▸ Supplied records
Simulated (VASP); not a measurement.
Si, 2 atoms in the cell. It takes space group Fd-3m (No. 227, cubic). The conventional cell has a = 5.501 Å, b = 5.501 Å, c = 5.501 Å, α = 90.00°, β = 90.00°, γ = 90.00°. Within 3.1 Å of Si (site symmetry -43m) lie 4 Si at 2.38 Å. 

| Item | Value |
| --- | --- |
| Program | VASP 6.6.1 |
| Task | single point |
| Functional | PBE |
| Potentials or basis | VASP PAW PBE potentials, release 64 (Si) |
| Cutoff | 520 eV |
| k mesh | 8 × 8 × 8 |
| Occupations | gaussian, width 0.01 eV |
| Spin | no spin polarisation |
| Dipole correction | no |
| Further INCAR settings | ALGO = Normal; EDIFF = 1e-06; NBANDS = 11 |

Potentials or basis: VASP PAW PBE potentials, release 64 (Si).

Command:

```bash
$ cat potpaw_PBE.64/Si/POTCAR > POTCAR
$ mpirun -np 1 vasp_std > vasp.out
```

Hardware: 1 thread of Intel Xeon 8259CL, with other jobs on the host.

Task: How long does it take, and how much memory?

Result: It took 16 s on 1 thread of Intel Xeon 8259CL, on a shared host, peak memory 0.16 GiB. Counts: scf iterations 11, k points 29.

▸ Assigned task
From the top of the material above, please transcribe each line exactly. Include the line with "Task: How long" and end there.

▸ Task result
Simulated (VASP); not a measurement.
Si, 2 atoms in the cell. It takes space group Fd-3m (No. 227, cubic). The conventional cell has a = 5.501 Å, b = 5.501 Å, c = 5.501 Å, α = 90.00°, β = 90.00°, γ = 90.00°. Within 3.1 Å of Si (site symmetry -43m) lie 4 Si at 2.38 Å. 

| Item | Value |
| --- | --- |
| Program | VASP 6.6.1 |
| Task | single point |
| Functional | PBE |
| Potentials or basis | VASP PAW PBE potentials, release 64 (Si) |
| Cutoff | 520 eV |
| k mesh | 8 × 8 × 8 |
| Occupations | gaussian, width 0.01 eV |
| Spin | no spin polarisation |
| Dipole correction | no |
| Further INCAR settings | ALGO = Normal; EDIFF = 1e-06; NBANDS = 11 |

Potentials or basis: VASP PAW PBE potentials, release 64 (Si).

Command:

```bash
$ cat potpaw_PBE.64/Si/POTCAR > POTCAR
$ mpirun -np 1 vasp_std > vasp.out
```

Hardware: 1 thread of Intel Xeon 8259CL, with other jobs on the host.

Task: How long does it take, and how much memory?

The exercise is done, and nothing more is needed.